## Assigned task
Write out exactly the lines from the first line of the records below through the line that contains "The start comes from GFN2-xTB.", and stop there.

## Extracted records
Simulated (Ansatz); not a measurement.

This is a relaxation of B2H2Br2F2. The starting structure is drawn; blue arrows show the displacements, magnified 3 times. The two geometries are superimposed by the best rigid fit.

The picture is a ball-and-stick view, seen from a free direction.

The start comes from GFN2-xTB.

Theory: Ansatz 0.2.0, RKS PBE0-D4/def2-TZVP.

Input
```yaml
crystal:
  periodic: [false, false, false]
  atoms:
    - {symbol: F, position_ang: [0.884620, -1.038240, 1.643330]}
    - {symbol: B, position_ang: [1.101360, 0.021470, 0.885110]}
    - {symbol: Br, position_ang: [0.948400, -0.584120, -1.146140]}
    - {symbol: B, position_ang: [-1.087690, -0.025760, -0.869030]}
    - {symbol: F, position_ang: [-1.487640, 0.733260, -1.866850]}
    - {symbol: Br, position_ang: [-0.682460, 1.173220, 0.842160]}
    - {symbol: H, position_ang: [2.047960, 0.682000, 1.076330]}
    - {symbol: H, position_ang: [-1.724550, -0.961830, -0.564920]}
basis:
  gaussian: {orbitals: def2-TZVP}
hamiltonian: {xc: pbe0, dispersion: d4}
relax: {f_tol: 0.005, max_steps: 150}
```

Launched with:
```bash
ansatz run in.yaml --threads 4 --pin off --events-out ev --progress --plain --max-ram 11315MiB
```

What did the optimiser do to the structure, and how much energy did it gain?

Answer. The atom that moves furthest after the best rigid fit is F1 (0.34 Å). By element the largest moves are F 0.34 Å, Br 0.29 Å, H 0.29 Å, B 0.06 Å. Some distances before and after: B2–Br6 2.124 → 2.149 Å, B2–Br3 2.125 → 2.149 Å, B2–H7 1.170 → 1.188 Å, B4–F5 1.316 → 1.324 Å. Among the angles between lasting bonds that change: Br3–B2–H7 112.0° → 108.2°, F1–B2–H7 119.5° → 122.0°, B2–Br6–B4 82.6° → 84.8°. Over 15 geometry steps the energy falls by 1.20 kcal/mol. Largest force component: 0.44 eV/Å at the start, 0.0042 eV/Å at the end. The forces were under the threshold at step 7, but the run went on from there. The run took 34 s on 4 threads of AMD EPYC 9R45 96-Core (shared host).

## Exercise output
Simulated (Ansatz); not a measurement.

This is a relaxation of B2H2Br2F2. The starting structure is drawn; blue arrows show the displacements, magnified 3 times. The two geometries are superimposed by the best rigid fit.

The picture is a ball-and-stick view, seen from a free direction.

The start comes from GFN2-xTB.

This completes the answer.